=== AVAILABLE DATA ===
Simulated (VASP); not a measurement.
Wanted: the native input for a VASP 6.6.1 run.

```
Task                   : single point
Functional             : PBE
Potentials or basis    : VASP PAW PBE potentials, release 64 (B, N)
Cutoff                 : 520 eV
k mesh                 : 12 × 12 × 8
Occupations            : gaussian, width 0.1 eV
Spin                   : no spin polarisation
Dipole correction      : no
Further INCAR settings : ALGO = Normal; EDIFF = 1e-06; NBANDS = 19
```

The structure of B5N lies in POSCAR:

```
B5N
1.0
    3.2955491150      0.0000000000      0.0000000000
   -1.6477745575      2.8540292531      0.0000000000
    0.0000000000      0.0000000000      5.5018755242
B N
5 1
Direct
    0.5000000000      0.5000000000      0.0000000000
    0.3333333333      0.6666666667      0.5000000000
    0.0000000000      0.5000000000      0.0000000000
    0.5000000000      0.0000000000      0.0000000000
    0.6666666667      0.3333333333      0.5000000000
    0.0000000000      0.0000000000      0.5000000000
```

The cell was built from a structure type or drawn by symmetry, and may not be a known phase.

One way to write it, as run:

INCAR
===

WORK ITEM
Output each line of the material exactly, keeping every word as it appears.

REPLY
Simulated (VASP); not a measurement.
Wanted: the native input for a VASP 6.6.1 run.

```
Task                   : single point
Functional             : PBE
Potentials or basis    : VASP PAW PBE potentials, release 64 (B, N)
Cutoff                 : 520 eV
k mesh                 : 12 × 12 × 8
Occupations            : gaussian, width 0.1 eV
Spin                   : no spin polarisation
Dipole correction      : no
Further INCAR settings : ALGO = Normal; EDIFF = 1e-06; NBANDS = 19
```

The structure of B5N lies in POSCAR:

```
B5N
1.0
    3.2955491150      0.0000000000      0.0000000000
   -1.6477745575      2.8540292531      0.0000000000
    0.0000000000      0.0000000000      5.5018755242
B N
5 1
Direct
    0.5000000000      0.5000000000      0.0000000000
    0.3333333333      0.6666666667      0.5000000000
    0.0000000000      0.5000000000      0.0000000000
    0.5000000000      0.0000000000      0.0000000000
    0.6666666667      0.3333333333      0.5000000000
    0.0000000000      0.0000000000      0.5000000000
```

The cell was built from a structure type or drawn by symmetry, and may not be a known phase.

One way to write it, as run:

INCAR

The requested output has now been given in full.